*Information provided*
________
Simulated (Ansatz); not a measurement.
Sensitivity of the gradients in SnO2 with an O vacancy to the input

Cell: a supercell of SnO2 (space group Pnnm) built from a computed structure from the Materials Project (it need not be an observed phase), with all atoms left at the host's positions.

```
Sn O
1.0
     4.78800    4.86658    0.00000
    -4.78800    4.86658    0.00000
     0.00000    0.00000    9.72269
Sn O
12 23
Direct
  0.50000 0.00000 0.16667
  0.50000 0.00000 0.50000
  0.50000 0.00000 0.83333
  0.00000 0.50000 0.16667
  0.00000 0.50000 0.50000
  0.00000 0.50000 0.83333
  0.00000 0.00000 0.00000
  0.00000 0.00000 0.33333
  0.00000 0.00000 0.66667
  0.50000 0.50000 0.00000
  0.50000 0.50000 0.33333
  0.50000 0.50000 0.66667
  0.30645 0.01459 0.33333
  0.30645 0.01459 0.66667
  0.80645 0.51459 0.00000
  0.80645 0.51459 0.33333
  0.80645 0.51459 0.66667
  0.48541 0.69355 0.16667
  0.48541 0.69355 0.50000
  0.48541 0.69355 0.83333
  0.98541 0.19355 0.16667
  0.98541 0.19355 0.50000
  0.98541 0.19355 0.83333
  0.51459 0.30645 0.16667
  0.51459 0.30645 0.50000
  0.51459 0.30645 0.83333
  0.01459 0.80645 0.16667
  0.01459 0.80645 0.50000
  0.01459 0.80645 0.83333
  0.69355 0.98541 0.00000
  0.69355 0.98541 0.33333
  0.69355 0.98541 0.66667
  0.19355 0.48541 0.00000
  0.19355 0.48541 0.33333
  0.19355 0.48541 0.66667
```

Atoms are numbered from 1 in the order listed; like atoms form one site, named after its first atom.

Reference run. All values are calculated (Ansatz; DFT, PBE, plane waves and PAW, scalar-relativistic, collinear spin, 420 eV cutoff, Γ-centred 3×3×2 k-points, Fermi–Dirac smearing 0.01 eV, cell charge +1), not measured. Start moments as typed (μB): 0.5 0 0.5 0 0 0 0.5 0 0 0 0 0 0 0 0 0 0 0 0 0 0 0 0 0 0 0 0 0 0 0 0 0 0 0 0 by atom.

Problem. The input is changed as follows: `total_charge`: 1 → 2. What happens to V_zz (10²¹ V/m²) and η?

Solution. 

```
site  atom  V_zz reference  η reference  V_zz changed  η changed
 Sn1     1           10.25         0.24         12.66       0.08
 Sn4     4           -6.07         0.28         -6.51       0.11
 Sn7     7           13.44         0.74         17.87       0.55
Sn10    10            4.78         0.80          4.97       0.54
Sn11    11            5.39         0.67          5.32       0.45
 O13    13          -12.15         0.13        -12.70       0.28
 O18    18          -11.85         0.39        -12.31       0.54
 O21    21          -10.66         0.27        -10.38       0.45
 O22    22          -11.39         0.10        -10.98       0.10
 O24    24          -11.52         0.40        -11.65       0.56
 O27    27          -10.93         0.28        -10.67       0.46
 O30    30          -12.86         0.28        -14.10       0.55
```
________

Output each line of the records above exactly, beginning at the first, and stop once the line containing "Atoms are numbered" has been output.

Simulated (Ansatz); not a measurement.
Sensitivity of the gradients in SnO2 with an O vacancy to the input

Cell: a supercell of SnO2 (space group Pnnm) built from a computed structure from the Materials Project (it need not be an observed phase), with all atoms left at the host's positions.

```
Sn O
1.0
     4.78800    4.86658    0.00000
    -4.78800    4.86658    0.00000
     0.00000    0.00000    9.72269
Sn O
12 23
Direct
  0.50000 0.00000 0.16667
  0.50000 0.00000 0.50000
  0.50000 0.00000 0.83333
  0.00000 0.50000 0.16667
  0.00000 0.50000 0.50000
  0.00000 0.50000 0.83333
  0.00000 0.00000 0.00000
  0.00000 0.00000 0.33333
  0.00000 0.00000 0.66667
  0.50000 0.50000 0.00000
  0.50000 0.50000 0.33333
  0.50000 0.50000 0.66667
  0.30645 0.01459 0.33333
  0.30645 0.01459 0.66667
  0.80645 0.51459 0.00000
  0.80645 0.51459 0.33333
  0.80645 0.51459 0.66667
  0.48541 0.69355 0.16667
  0.48541 0.69355 0.50000
  0.48541 0.69355 0.83333
  0.98541 0.19355 0.16667
  0.98541 0.19355 0.50000
  0.98541 0.19355 0.83333
  0.51459 0.30645 0.16667
  0.51459 0.30645 0.50000
  0.51459 0.30645 0.83333
  0.01459 0.80645 0.16667
  0.01459 0.80645 0.50000
  0.01459 0.80645 0.83333
  0.69355 0.98541 0.00000
  0.69355 0.98541 0.33333
  0.69355 0.98541 0.66667
  0.19355 0.48541 0.00000
  0.19355 0.48541 0.33333
  0.19355 0.48541 0.66667
```

Atoms are numbered from 1 in the order listed; like atoms form one site, named after its first atom.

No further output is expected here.